============================================================
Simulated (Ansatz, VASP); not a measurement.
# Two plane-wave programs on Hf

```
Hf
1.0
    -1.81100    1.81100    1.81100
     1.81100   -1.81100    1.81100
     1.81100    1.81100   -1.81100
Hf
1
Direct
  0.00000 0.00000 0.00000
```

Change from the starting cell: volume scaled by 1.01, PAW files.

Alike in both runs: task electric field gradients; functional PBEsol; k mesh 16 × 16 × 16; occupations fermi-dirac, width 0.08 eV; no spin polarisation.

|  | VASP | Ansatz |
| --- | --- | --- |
============================================================

BRIEF: Write the data out again, verbatim.

TASK SOLUTION:
Simulated (Ansatz, VASP); not a measurement.
# Two plane-wave programs on Hf

```
Hf
1.0
    -1.81100    1.81100    1.81100
     1.81100   -1.81100    1.81100
     1.81100    1.81100   -1.81100
Hf
1
Direct
  0.00000 0.00000 0.00000
```

Change from the starting cell: volume scaled by 1.01, PAW files.

Alike in both runs: task electric field gradients; functional PBEsol; k mesh 16 × 16 × 16; occupations fermi-dirac, width 0.08 eV; no spin polarisation.

|  | VASP | Ansatz |
| --- | --- | --- |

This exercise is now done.